STORED DATA Block Start

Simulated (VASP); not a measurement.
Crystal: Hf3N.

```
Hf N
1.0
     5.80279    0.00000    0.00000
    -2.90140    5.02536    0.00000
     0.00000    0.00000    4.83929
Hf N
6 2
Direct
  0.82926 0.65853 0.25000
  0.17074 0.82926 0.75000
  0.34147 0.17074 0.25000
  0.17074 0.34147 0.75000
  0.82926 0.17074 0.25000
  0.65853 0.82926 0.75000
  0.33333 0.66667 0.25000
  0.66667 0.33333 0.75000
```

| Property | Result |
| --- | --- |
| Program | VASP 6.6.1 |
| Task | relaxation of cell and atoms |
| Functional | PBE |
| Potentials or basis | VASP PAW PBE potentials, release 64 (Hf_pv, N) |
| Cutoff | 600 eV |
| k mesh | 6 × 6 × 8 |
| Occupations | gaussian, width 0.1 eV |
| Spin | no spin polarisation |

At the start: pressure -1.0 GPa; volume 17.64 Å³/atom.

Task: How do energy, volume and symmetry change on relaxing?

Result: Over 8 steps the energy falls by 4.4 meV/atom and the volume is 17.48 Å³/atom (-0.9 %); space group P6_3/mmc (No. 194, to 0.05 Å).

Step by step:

STORED DATA Block End

> _WORK INSTRUCTION_
From the records above, retype only the lines starting at the line that contains "spin polarisation |" and ending at the line that contains "Result: Over 8", both included.

> _REPLY_
| Spin | no spin polarisation |

At the start: pressure -1.0 GPa; volume 17.64 Å³/atom.

Task: How do energy, volume and symmetry change on relaxing?

Result: Over 8 steps the energy falls by 4.4 meV/atom and the volume is 17.48 Å³/atom (-0.9 %); space group P6_3/mmc (No. 194, to 0.05 Å).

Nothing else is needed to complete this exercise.